→ SUPPLIED MATERIAL
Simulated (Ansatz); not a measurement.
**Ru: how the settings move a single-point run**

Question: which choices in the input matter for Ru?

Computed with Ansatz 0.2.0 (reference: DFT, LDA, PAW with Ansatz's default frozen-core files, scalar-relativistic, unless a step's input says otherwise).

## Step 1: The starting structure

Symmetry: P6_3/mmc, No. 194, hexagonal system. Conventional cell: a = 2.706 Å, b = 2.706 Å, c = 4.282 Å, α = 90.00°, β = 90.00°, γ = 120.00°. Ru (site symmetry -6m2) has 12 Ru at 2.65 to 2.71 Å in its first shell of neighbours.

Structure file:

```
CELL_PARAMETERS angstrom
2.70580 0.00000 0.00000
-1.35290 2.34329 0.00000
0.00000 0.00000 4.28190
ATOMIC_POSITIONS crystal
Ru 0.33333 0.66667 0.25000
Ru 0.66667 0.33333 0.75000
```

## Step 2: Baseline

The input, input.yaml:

→ REQUIREMENT
Reproduce the full set of records precisely.

→ RESPONSE
Simulated (Ansatz); not a measurement.
**Ru: how the settings move a single-point run**

Question: which choices in the input matter for Ru?

Computed with Ansatz 0.2.0 (reference: DFT, LDA, PAW with Ansatz's default frozen-core files, scalar-relativistic, unless a step's input says otherwise).

## Step 1: The starting structure

Symmetry: P6_3/mmc, No. 194, hexagonal system. Conventional cell: a = 2.706 Å, b = 2.706 Å, c = 4.282 Å, α = 90.00°, β = 90.00°, γ = 120.00°. Ru (site symmetry -6m2) has 12 Ru at 2.65 to 2.71 Å in its first shell of neighbours.

Structure file:

```
CELL_PARAMETERS angstrom
2.70580 0.00000 0.00000
-1.35290 2.34329 0.00000
0.00000 0.00000 4.28190
ATOMIC_POSITIONS crystal
Ru 0.33333 0.66667 0.25000
Ru 0.66667 0.33333 0.75000
```

## Step 2: Baseline

The input, input.yaml:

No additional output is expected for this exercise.